[DATASET EXTRACT]:
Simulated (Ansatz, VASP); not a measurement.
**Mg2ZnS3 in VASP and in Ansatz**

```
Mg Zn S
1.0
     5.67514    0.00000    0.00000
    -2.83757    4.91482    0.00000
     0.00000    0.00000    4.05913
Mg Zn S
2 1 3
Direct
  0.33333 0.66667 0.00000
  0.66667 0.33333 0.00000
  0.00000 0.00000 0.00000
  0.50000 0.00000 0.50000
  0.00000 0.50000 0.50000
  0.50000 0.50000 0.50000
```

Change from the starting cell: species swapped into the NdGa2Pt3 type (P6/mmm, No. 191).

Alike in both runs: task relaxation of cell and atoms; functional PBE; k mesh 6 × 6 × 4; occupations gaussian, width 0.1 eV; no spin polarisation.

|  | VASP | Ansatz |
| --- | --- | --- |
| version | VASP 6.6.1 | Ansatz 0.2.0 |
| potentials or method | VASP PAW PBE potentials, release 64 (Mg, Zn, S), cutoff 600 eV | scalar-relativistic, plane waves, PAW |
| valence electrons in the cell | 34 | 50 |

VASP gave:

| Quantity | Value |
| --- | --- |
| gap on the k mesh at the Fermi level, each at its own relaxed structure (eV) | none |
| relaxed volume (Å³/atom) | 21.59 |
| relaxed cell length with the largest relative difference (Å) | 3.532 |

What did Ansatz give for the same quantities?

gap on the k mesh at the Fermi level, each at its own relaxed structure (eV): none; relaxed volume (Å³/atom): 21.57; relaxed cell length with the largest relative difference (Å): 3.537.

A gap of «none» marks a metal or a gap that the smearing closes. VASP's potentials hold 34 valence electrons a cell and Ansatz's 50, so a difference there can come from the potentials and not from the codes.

[WORK ITEM]:
Word for word, restate the data above from its first line down to and including the line with "Ansatz 0.2.0 |".

[SOLUTION]:
Simulated (Ansatz, VASP); not a measurement.
**Mg2ZnS3 in VASP and in Ansatz**

```
Mg Zn S
1.0
     5.67514    0.00000    0.00000
    -2.83757    4.91482    0.00000
     0.00000    0.00000    4.05913
Mg Zn S
2 1 3
Direct
  0.33333 0.66667 0.00000
  0.66667 0.33333 0.00000
  0.00000 0.00000 0.00000
  0.50000 0.00000 0.50000
  0.00000 0.50000 0.50000
  0.50000 0.50000 0.50000
```

Change from the starting cell: species swapped into the NdGa2Pt3 type (P6/mmm, No. 191).

Alike in both runs: task relaxation of cell and atoms; functional PBE; k mesh 6 × 6 × 4; occupations gaussian, width 0.1 eV; no spin polarisation.

|  | VASP | Ansatz |
| --- | --- | --- |
| version | VASP 6.6.1 | Ansatz 0.2.0 |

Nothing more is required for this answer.